Exercise — When the line containing "Si 7.7343 4.4654 1.9745 0.0347 0.0674 0.014" appears in the entries below, begin printing there and stop after the line containing "Si 3.8672 11.1635"; print each of those lines exactly and no other line.

Dataset content —
####################

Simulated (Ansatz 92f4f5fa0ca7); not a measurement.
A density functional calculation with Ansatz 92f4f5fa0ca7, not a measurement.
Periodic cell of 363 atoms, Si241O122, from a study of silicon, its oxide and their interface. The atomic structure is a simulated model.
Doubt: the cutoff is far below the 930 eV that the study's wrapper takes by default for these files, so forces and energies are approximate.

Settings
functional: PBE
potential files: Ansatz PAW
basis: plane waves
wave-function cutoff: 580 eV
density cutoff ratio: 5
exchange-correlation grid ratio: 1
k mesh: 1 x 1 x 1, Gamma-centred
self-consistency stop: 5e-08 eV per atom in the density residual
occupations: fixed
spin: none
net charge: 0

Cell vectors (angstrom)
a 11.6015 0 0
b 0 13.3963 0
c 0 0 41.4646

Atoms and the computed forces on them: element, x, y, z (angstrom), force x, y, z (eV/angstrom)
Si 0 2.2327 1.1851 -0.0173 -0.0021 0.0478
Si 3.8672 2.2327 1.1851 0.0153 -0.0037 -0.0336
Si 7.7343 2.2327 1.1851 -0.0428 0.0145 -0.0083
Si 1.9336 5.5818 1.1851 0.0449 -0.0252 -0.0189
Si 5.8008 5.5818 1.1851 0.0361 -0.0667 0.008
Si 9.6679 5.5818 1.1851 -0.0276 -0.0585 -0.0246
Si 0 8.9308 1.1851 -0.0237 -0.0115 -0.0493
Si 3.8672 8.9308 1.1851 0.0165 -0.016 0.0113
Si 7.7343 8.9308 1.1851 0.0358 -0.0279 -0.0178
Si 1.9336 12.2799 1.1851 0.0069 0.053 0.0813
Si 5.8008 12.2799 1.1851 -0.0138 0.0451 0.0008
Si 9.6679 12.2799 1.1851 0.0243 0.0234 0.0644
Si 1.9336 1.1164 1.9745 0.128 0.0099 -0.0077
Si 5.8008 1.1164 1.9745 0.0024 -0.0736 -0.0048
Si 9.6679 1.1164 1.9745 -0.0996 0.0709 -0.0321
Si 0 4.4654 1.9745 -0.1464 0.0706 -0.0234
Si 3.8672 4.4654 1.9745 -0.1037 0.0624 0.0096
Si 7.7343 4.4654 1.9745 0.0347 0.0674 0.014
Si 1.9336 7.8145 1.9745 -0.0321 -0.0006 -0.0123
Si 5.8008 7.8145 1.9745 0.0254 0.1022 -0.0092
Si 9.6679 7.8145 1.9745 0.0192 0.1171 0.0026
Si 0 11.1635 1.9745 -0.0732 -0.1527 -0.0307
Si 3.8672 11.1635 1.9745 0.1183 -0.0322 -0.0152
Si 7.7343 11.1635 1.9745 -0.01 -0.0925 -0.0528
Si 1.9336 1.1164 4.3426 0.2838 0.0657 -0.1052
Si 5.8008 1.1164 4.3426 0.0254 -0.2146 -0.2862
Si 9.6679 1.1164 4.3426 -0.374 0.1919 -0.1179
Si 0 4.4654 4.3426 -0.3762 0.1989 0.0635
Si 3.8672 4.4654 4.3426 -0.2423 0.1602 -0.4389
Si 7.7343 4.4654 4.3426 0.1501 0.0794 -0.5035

####################

Solution —
Si 7.7343 4.4654 1.9745 0.0347 0.0674 0.014
Si 1.9336 7.8145 1.9745 -0.0321 -0.0006 -0.0123
Si 5.8008 7.8145 1.9745 0.0254 0.1022 -0.0092
Si 9.6679 7.8145 1.9745 0.0192 0.1171 0.0026
Si 0 11.1635 1.9745 -0.0732 -0.1527 -0.0307
Si 3.8672 11.1635 1.9745 0.1183 -0.0322 -0.0152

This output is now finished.